INFORMATION GIVEN: Begin

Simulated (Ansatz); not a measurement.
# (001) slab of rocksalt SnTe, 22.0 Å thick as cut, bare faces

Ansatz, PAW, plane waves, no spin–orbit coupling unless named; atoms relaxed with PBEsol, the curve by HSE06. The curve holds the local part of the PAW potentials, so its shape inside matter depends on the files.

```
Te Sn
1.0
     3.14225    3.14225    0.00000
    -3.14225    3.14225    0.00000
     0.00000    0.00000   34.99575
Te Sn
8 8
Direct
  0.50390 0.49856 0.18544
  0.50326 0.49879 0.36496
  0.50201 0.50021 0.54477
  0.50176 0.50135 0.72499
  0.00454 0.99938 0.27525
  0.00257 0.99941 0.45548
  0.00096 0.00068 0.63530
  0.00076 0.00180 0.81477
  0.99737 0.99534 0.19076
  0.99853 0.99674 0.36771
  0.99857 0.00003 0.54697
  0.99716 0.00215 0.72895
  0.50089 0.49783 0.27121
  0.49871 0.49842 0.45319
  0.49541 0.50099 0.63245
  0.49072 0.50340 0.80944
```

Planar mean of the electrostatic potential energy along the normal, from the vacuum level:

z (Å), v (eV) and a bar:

INFORMATION GIVEN: End

** WORK ITEM **
Produce a verbatim copy of each record above.

** TASK OUTPUT **
Simulated (Ansatz); not a measurement.
# (001) slab of rocksalt SnTe, 22.0 Å thick as cut, bare faces

Ansatz, PAW, plane waves, no spin–orbit coupling unless named; atoms relaxed with PBEsol, the curve by HSE06. The curve holds the local part of the PAW potentials, so its shape inside matter depends on the files.

```
Te Sn
1.0
     3.14225    3.14225    0.00000
    -3.14225    3.14225    0.00000
     0.00000    0.00000   34.99575
Te Sn
8 8
Direct
  0.50390 0.49856 0.18544
  0.50326 0.49879 0.36496
  0.50201 0.50021 0.54477
  0.50176 0.50135 0.72499
  0.00454 0.99938 0.27525
  0.00257 0.99941 0.45548
  0.00096 0.00068 0.63530
  0.00076 0.00180 0.81477
  0.99737 0.99534 0.19076
  0.99853 0.99674 0.36771
  0.99857 0.00003 0.54697
  0.99716 0.00215 0.72895
  0.50089 0.49783 0.27121
  0.49871 0.49842 0.45319
  0.49541 0.50099 0.63245
  0.49072 0.50340 0.80944
```

Planar mean of the electrostatic potential energy along the normal, from the vacuum level:

z (Å), v (eV) and a bar:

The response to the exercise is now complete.